─── DATA LISTING ───

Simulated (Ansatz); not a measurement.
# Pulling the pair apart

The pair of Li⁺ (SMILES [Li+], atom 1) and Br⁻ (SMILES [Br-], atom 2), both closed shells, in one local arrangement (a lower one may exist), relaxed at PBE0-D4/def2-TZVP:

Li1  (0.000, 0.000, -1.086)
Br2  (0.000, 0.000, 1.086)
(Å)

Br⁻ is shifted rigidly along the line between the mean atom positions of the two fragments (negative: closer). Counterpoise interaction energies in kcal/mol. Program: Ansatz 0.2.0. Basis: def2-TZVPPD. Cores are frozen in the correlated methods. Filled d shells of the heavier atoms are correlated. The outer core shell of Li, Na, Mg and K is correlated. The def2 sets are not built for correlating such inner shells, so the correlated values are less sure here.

───

--- BRIEF ---
Each line of the listing above should be output exactly.

--- EXERCISE ANSWER ---
Simulated (Ansatz); not a measurement.
# Pulling the pair apart

The pair of Li⁺ (SMILES [Li+], atom 1) and Br⁻ (SMILES [Br-], atom 2), both closed shells, in one local arrangement (a lower one may exist), relaxed at PBE0-D4/def2-TZVP:

Li1  (0.000, 0.000, -1.086)
Br2  (0.000, 0.000, 1.086)
(Å)

Br⁻ is shifted rigidly along the line between the mean atom positions of the two fragments (negative: closer). Counterpoise interaction energies in kcal/mol. Program: Ansatz 0.2.0. Basis: def2-TZVPPD. Cores are frozen in the correlated methods. Filled d shells of the heavier atoms are correlated. The outer core shell of Li, Na, Mg and K is correlated. The def2 sets are not built for correlating such inner shells, so the correlated values are less sure here.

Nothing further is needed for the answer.